▶ **Data listing**:
════════════════

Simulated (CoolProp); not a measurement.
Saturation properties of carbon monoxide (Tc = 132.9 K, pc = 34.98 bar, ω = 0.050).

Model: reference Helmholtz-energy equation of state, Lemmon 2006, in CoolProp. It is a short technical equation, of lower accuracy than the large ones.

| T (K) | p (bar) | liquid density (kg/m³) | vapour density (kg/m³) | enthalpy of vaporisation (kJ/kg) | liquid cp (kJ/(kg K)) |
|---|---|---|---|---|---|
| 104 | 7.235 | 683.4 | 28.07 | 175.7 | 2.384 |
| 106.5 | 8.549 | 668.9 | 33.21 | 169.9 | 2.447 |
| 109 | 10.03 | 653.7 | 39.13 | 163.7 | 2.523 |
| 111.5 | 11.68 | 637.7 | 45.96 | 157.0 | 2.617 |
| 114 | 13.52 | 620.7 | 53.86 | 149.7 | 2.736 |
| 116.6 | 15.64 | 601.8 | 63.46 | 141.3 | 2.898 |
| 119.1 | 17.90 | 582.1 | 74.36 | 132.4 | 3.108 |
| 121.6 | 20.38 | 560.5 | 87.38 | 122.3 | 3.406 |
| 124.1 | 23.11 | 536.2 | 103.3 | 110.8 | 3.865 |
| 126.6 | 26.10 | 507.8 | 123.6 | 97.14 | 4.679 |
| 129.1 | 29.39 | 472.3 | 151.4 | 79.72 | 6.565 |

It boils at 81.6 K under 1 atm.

════════════════

▶ **Exercise**: Lines from the top of the data above through the line containing "110.8 | 3.865 |" must be repeated exactly. All other lines stay out.

▶ **Response box**:
Simulated (CoolProp); not a measurement.
Saturation properties of carbon monoxide (Tc = 132.9 K, pc = 34.98 bar, ω = 0.050).

Model: reference Helmholtz-energy equation of state, Lemmon 2006, in CoolProp. It is a short technical equation, of lower accuracy than the large ones.

| T (K) | p (bar) | liquid density (kg/m³) | vapour density (kg/m³) | enthalpy of vaporisation (kJ/kg) | liquid cp (kJ/(kg K)) |
|---|---|---|---|---|---|
| 104 | 7.235 | 683.4 | 28.07 | 175.7 | 2.384 |
| 106.5 | 8.549 | 668.9 | 33.21 | 169.9 | 2.447 |
| 109 | 10.03 | 653.7 | 39.13 | 163.7 | 2.523 |
| 111.5 | 11.68 | 637.7 | 45.96 | 157.0 | 2.617 |
| 114 | 13.52 | 620.7 | 53.86 | 149.7 | 2.736 |
| 116.6 | 15.64 | 601.8 | 63.46 | 141.3 | 2.898 |
| 119.1 | 17.90 | 582.1 | 74.36 | 132.4 | 3.108 |
| 121.6 | 20.38 | 560.5 | 87.38 | 122.3 | 3.406 |
| 124.1 | 23.11 | 536.2 | 103.3 | 110.8 | 3.865 |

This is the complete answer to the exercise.